WORK TASK
Every line of the material is to be duplicated precisely.

#####

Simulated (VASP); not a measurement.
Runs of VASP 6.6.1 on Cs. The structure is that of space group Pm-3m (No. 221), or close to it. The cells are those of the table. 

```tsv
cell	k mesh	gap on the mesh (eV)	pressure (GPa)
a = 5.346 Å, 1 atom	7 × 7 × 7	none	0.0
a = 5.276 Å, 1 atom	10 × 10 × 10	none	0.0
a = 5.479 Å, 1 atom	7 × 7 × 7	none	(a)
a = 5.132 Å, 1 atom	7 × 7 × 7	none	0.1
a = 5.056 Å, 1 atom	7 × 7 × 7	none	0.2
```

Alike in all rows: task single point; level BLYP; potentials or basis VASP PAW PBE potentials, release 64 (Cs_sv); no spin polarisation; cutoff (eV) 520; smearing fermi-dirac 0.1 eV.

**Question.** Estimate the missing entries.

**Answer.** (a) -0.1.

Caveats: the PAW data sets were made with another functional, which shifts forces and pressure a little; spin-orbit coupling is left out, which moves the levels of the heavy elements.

#####

ANSWER AREA
Simulated (VASP); not a measurement.
Runs of VASP 6.6.1 on Cs. The structure is that of space group Pm-3m (No. 221), or close to it. The cells are those of the table. 

```tsv
cell	k mesh	gap on the mesh (eV)	pressure (GPa)
a = 5.346 Å, 1 atom	7 × 7 × 7	none	0.0
a = 5.276 Å, 1 atom	10 × 10 × 10	none	0.0
a = 5.479 Å, 1 atom	7 × 7 × 7	none	(a)
a = 5.132 Å, 1 atom	7 × 7 × 7	none	0.1
a = 5.056 Å, 1 atom	7 × 7 × 7	none	0.2
```

Alike in all rows: task single point; level BLYP; potentials or basis VASP PAW PBE potentials, release 64 (Cs_sv); no spin polarisation; cutoff (eV) 520; smearing fermi-dirac 0.1 eV.

**Question.** Estimate the missing entries.

**Answer.** (a) -0.1.

Caveats: the PAW data sets were made with another functional, which shifts forces and pressure a little; spin-orbit coupling is left out, which moves the levels of the heavy elements.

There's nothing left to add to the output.